Work task = All lines from the first one in the listing below to the one holding "D. COB(F)CF", inclusive, are to be copied exactly.

[[ Information given open ]]

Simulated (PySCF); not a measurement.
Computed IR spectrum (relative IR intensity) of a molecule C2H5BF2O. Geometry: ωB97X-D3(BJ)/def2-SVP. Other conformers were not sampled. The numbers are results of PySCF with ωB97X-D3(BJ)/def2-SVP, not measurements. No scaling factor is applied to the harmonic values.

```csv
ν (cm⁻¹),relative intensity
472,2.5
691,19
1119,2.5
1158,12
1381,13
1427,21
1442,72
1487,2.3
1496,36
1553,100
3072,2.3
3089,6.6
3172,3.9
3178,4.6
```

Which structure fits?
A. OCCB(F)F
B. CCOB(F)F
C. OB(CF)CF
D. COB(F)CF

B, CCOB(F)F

[[ Information given closed ]]

Written response =
Simulated (PySCF); not a measurement.
Computed IR spectrum (relative IR intensity) of a molecule C2H5BF2O. Geometry: ωB97X-D3(BJ)/def2-SVP. Other conformers were not sampled. The numbers are results of PySCF with ωB97X-D3(BJ)/def2-SVP, not measurements. No scaling factor is applied to the harmonic values.

```csv
ν (cm⁻¹),relative intensity
472,2.5
691,19
1119,2.5
1158,12
1381,13
1427,21
1442,72
1487,2.3
1496,36
1553,100
3072,2.3
3089,6.6
3172,3.9
3178,4.6
```

Which structure fits?
A. OCCB(F)F
B. CCOB(F)F
C. OB(CF)CF
D. COB(F)CF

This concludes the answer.